*** Dataset extract Section Begins ***

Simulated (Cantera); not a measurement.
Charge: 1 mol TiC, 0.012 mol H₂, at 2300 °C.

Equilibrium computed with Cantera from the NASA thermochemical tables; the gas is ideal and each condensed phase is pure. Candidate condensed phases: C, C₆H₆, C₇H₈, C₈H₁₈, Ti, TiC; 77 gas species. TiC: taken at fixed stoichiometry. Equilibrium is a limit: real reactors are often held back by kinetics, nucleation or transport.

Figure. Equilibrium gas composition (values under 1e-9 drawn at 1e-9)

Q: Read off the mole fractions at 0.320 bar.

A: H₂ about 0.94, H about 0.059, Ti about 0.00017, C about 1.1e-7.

*** Dataset extract Section Ends ***

=== Work task ===
The reply should hold only the lines from the beginning of the listing to the line with "Q: Read off the mole fractions at 0.320 bar.", both ends included, unchanged.

=== Written solution ===
Simulated (Cantera); not a measurement.
Charge: 1 mol TiC, 0.012 mol H₂, at 2300 °C.

Equilibrium computed with Cantera from the NASA thermochemical tables; the gas is ideal and each condensed phase is pure. Candidate condensed phases: C, C₆H₆, C₇H₈, C₈H₁₈, Ti, TiC; 77 gas species. TiC: taken at fixed stoichiometry. Equilibrium is a limit: real reactors are often held back by kinetics, nucleation or transport.

Figure. Equilibrium gas composition (values under 1e-9 drawn at 1e-9)

Q: Read off the mole fractions at 0.320 bar.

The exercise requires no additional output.